» **Records shown**
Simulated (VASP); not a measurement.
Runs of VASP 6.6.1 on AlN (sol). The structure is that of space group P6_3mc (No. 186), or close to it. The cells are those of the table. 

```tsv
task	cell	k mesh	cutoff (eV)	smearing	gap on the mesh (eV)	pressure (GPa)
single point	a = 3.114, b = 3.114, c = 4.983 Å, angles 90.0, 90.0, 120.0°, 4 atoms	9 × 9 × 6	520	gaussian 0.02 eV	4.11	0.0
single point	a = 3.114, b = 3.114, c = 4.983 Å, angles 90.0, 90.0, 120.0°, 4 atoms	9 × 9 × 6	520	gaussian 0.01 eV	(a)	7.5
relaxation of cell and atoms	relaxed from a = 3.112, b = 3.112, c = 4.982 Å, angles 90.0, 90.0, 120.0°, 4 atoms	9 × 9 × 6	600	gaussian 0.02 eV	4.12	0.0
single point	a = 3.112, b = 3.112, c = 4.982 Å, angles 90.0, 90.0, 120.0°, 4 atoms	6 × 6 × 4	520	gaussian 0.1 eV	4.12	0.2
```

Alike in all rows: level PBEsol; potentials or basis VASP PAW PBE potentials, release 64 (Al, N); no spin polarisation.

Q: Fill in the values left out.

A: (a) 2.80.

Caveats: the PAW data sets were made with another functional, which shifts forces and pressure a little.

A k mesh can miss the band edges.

» **Assigned task**
Would you copy, word for word, only the lines from the start of the listing to the one that contains "Caveats: the PAW", both included?

» **Written reply**
Simulated (VASP); not a measurement.
Runs of VASP 6.6.1 on AlN (sol). The structure is that of space group P6_3mc (No. 186), or close to it. The cells are those of the table. 

```tsv
task	cell	k mesh	cutoff (eV)	smearing	gap on the mesh (eV)	pressure (GPa)
single point	a = 3.114, b = 3.114, c = 4.983 Å, angles 90.0, 90.0, 120.0°, 4 atoms	9 × 9 × 6	520	gaussian 0.02 eV	4.11	0.0
single point	a = 3.114, b = 3.114, c = 4.983 Å, angles 90.0, 90.0, 120.0°, 4 atoms	9 × 9 × 6	520	gaussian 0.01 eV	(a)	7.5
relaxation of cell and atoms	relaxed from a = 3.112, b = 3.112, c = 4.982 Å, angles 90.0, 90.0, 120.0°, 4 atoms	9 × 9 × 6	600	gaussian 0.02 eV	4.12	0.0
single point	a = 3.112, b = 3.112, c = 4.982 Å, angles 90.0, 90.0, 120.0°, 4 atoms	6 × 6 × 4	520	gaussian 0.1 eV	4.12	0.2
```

Alike in all rows: level PBEsol; potentials or basis VASP PAW PBE potentials, release 64 (Al, N); no spin polarisation.

Q: Fill in the values left out.

A: (a) 2.80.

Caveats: the PAW data sets were made with another functional, which shifts forces and pressure a little.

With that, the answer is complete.